- _Activity_: Copy exactly the lines from the first line of the records below through the line containing "Spheres-only drawing of", including both, and nothing else.

****
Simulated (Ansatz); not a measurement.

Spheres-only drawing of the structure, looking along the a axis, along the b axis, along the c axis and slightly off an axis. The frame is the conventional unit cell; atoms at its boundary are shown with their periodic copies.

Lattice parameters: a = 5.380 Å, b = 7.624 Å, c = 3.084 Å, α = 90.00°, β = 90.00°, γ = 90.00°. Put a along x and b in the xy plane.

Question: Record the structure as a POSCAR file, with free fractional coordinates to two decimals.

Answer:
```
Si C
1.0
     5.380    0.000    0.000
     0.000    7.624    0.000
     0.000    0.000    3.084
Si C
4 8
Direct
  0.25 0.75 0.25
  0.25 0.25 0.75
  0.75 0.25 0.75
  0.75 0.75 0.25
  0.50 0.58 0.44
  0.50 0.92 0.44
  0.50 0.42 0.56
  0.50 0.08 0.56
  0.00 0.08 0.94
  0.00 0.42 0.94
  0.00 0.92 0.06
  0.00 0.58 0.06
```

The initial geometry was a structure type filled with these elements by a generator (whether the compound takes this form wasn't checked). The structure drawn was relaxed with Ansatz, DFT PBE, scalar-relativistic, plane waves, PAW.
****

- _Exercise response_:
Simulated (Ansatz); not a measurement.

Spheres-only drawing of the structure, looking along the a axis, along the b axis, along the c axis and slightly off an axis. The frame is the conventional unit cell; atoms at its boundary are shown with their periodic copies.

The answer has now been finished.